=====
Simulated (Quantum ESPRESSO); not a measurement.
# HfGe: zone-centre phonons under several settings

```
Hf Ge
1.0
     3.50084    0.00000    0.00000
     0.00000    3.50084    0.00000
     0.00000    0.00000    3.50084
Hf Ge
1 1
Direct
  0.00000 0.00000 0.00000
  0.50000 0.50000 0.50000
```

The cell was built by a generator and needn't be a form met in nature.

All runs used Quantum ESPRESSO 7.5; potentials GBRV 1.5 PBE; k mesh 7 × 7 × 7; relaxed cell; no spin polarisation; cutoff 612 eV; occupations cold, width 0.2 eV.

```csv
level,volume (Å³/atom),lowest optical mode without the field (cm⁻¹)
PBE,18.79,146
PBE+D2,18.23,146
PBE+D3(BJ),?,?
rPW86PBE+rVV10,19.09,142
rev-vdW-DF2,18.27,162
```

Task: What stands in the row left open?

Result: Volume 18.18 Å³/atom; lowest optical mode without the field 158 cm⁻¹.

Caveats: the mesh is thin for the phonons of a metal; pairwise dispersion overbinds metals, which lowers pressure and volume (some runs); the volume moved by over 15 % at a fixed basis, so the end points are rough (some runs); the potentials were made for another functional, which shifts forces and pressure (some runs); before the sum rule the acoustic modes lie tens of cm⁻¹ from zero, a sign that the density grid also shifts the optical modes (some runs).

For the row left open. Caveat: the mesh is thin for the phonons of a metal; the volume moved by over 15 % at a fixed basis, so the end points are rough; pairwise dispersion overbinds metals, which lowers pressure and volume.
=====

## Assignment
Starting from the first line of the records above, retype each line exactly up to and including the one that contains "Caveats: the mesh", and nothing more.

## Task response
Simulated (Quantum ESPRESSO); not a measurement.
# HfGe: zone-centre phonons under several settings

```
Hf Ge
1.0
     3.50084    0.00000    0.00000
     0.00000    3.50084    0.00000
     0.00000    0.00000    3.50084
Hf Ge
1 1
Direct
  0.00000 0.00000 0.00000
  0.50000 0.50000 0.50000
```

The cell was built by a generator and needn't be a form met in nature.

All runs used Quantum ESPRESSO 7.5; potentials GBRV 1.5 PBE; k mesh 7 × 7 × 7; relaxed cell; no spin polarisation; cutoff 612 eV; occupations cold, width 0.2 eV.

```csv
level,volume (Å³/atom),lowest optical mode without the field (cm⁻¹)
PBE,18.79,146
PBE+D2,18.23,146
PBE+D3(BJ),?,?
rPW86PBE+rVV10,19.09,142
rev-vdW-DF2,18.27,162
```

Task: What stands in the row left open?

Result: Volume 18.18 Å³/atom; lowest optical mode without the field 158 cm⁻¹.

Caveats: the mesh is thin for the phonons of a metal; pairwise dispersion overbinds metals, which lowers pressure and volume (some runs); the volume moved by over 15 % at a fixed basis, so the end points are rough (some runs); the potentials were made for another functional, which shifts forces and pressure (some runs); before the sum rule the acoustic modes lie tens of cm⁻¹ from zero, a sign that the density grid also shifts the optical modes (some runs).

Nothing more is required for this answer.